When you answer, give every record back exactly as written.

Content starts
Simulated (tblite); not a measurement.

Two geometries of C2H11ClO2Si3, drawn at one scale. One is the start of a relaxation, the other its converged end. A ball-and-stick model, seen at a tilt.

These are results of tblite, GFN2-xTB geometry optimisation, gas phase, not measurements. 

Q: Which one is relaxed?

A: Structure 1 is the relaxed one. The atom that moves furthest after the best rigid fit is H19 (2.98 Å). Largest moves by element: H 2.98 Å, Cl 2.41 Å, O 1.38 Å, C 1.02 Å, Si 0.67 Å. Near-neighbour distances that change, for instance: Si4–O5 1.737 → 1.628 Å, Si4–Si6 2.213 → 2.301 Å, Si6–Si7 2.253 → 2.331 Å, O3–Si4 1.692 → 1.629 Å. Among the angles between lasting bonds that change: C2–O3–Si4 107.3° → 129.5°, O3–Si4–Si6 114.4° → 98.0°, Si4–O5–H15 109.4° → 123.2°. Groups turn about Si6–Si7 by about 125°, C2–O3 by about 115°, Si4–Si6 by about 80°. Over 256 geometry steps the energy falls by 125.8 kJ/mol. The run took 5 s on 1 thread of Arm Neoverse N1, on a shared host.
Content ends

■ **EXERCISE RESULT**
Simulated (tblite); not a measurement.

Two geometries of C2H11ClO2Si3, drawn at one scale. One is the start of a relaxation, the other its converged end. A ball-and-stick model, seen at a tilt.

These are results of tblite, GFN2-xTB geometry optimisation, gas phase, not measurements. 

Q: Which one is relaxed?

A: Structure 1 is the relaxed one. The atom that moves furthest after the best rigid fit is H19 (2.98 Å). Largest moves by element: H 2.98 Å, Cl 2.41 Å, O 1.38 Å, C 1.02 Å, Si 0.67 Å. Near-neighbour distances that change, for instance: Si4–O5 1.737 → 1.628 Å, Si4–Si6 2.213 → 2.301 Å, Si6–Si7 2.253 → 2.331 Å, O3–Si4 1.692 → 1.629 Å. Among the angles between lasting bonds that change: C2–O3–Si4 107.3° → 129.5°, O3–Si4–Si6 114.4° → 98.0°, Si4–O5–H15 109.4° → 123.2°. Groups turn about Si6–Si7 by about 125°, C2–O3 by about 115°, Si4–Si6 by about 80°. Over 256 geometry steps the energy falls by 125.8 kJ/mol. The run took 5 s on 1 thread of Arm Neoverse N1, on a shared host.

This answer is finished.